★ ★ ★ ★

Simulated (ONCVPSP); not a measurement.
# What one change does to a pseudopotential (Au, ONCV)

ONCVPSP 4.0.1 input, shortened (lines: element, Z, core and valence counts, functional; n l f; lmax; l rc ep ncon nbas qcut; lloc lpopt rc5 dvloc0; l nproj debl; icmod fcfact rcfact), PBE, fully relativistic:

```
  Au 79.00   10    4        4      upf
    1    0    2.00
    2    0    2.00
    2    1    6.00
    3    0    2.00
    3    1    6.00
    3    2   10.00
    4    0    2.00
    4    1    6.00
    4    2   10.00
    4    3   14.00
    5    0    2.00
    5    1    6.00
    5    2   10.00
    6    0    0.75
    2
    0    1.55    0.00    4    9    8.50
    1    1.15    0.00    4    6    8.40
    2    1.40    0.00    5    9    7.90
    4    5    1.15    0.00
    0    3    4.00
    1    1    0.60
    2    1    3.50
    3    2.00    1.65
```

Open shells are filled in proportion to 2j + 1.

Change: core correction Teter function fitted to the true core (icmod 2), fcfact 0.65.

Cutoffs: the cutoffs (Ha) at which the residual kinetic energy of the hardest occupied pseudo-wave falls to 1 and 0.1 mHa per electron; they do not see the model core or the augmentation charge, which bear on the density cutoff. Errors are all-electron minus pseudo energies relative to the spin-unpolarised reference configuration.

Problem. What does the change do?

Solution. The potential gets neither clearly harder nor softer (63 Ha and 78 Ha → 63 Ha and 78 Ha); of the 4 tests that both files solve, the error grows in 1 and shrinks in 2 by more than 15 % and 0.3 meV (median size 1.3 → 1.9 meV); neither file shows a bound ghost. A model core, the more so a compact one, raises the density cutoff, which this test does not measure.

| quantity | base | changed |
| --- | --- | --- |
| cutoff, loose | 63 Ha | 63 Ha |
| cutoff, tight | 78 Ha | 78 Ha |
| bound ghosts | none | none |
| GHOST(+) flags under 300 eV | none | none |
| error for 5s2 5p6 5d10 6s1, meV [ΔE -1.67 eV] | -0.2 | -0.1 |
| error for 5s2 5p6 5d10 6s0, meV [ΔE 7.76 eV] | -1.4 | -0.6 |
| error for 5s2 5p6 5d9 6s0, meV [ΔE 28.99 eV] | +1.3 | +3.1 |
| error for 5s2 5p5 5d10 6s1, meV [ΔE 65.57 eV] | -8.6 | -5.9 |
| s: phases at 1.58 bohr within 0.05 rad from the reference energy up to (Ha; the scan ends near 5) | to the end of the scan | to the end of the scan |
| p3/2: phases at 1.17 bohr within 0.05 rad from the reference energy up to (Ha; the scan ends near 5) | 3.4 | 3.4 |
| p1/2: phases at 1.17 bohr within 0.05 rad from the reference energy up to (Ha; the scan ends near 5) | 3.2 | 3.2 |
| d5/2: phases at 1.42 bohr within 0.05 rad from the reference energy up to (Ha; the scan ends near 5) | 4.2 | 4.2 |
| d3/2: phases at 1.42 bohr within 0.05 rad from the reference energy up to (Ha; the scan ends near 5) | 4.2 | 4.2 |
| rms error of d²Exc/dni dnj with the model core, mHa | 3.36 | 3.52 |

★ ★ ★ ★

* _Activity_:
Extract the lines of the preceding material that run from the line with "Change: core correction" through the line with "Ha | 63 Ha |", inclusive, reproducing them exactly and adding nothing.

* _Task answer_:
Change: core correction Teter function fitted to the true core (icmod 2), fcfact 0.65.

Cutoffs: the cutoffs (Ha) at which the residual kinetic energy of the hardest occupied pseudo-wave falls to 1 and 0.1 mHa per electron; they do not see the model core or the augmentation charge, which bear on the density cutoff. Errors are all-electron minus pseudo energies relative to the spin-unpolarised reference configuration.

Problem. What does the change do?

Solution. The potential gets neither clearly harder nor softer (63 Ha and 78 Ha → 63 Ha and 78 Ha); of the 4 tests that both files solve, the error grows in 1 and shrinks in 2 by more than 15 % and 0.3 meV (median size 1.3 → 1.9 meV); neither file shows a bound ghost. A model core, the more so a compact one, raises the density cutoff, which this test does not measure.

| quantity | base | changed |
| --- | --- | --- |
| cutoff, loose | 63 Ha | 63 Ha |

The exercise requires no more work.